**ASSIGNED TASK:**
The records are to be repeated in full. Every line must match.

BEGIN DATASET CONTENT

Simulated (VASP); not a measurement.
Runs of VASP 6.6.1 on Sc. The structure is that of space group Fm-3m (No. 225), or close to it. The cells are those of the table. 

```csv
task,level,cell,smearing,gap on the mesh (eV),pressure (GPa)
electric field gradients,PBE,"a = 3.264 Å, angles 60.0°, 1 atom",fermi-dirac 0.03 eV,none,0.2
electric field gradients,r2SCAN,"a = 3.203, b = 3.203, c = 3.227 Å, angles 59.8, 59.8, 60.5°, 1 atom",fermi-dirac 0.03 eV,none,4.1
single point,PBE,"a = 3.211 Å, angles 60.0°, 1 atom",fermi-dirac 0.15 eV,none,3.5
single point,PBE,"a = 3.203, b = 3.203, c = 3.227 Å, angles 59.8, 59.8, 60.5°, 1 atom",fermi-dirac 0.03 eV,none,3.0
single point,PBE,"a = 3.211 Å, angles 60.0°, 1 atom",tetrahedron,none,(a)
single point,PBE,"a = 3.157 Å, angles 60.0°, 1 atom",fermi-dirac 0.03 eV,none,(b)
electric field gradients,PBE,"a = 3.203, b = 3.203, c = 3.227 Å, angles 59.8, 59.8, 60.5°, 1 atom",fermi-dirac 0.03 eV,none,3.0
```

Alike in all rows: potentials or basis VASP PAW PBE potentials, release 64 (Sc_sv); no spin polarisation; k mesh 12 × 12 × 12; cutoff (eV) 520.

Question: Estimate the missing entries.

END DATASET CONTENT

**TASK RESULT:**
Simulated (VASP); not a measurement.
Runs of VASP 6.6.1 on Sc. The structure is that of space group Fm-3m (No. 225), or close to it. The cells are those of the table. 

```csv
task,level,cell,smearing,gap on the mesh (eV),pressure (GPa)
electric field gradients,PBE,"a = 3.264 Å, angles 60.0°, 1 atom",fermi-dirac 0.03 eV,none,0.2
electric field gradients,r2SCAN,"a = 3.203, b = 3.203, c = 3.227 Å, angles 59.8, 59.8, 60.5°, 1 atom",fermi-dirac 0.03 eV,none,4.1
single point,PBE,"a = 3.211 Å, angles 60.0°, 1 atom",fermi-dirac 0.15 eV,none,3.5
single point,PBE,"a = 3.203, b = 3.203, c = 3.227 Å, angles 59.8, 59.8, 60.5°, 1 atom",fermi-dirac 0.03 eV,none,3.0
single point,PBE,"a = 3.211 Å, angles 60.0°, 1 atom",tetrahedron,none,(a)
single point,PBE,"a = 3.157 Å, angles 60.0°, 1 atom",fermi-dirac 0.03 eV,none,(b)
electric field gradients,PBE,"a = 3.203, b = 3.203, c = 3.227 Å, angles 59.8, 59.8, 60.5°, 1 atom",fermi-dirac 0.03 eV,none,3.0
```

Alike in all rows: potentials or basis VASP PAW PBE potentials, release 64 (Sc_sv); no spin polarisation; k mesh 12 × 12 × 12; cutoff (eV) 520.

Question: Estimate the missing entries.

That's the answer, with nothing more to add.